Below are entries; print them exactly from the first line through the one containing "Energy and stress".

+++
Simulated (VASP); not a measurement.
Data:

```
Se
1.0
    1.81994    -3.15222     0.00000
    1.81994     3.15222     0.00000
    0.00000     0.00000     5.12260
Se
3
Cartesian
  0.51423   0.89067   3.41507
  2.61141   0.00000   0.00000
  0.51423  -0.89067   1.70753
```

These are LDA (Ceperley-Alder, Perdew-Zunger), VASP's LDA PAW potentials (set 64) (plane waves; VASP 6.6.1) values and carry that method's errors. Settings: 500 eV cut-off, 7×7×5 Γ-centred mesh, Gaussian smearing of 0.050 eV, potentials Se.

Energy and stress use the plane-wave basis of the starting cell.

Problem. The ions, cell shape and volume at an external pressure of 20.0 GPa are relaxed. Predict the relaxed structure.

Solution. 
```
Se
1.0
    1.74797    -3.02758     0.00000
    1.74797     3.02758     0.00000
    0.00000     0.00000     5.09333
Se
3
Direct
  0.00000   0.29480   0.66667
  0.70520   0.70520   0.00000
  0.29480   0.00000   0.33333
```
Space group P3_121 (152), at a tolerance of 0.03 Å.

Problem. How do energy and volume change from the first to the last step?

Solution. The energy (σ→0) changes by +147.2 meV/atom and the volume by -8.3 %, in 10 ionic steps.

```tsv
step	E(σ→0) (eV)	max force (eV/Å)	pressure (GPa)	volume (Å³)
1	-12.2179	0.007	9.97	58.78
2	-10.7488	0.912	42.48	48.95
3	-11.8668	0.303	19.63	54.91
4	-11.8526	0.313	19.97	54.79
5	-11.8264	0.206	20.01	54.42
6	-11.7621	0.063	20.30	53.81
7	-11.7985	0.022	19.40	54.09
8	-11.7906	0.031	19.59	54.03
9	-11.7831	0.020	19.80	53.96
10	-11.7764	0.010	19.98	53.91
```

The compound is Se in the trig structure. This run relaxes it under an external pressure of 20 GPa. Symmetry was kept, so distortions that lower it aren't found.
+++

_WORKED SOLUTION:_
Simulated (VASP); not a measurement.
Data:

```
Se
1.0
    1.81994    -3.15222     0.00000
    1.81994     3.15222     0.00000
    0.00000     0.00000     5.12260
Se
3
Cartesian
  0.51423   0.89067   3.41507
  2.61141   0.00000   0.00000
  0.51423  -0.89067   1.70753
```

These are LDA (Ceperley-Alder, Perdew-Zunger), VASP's LDA PAW potentials (set 64) (plane waves; VASP 6.6.1) values and carry that method's errors. Settings: 500 eV cut-off, 7×7×5 Γ-centred mesh, Gaussian smearing of 0.050 eV, potentials Se.

Energy and stress use the plane-wave basis of the starting cell.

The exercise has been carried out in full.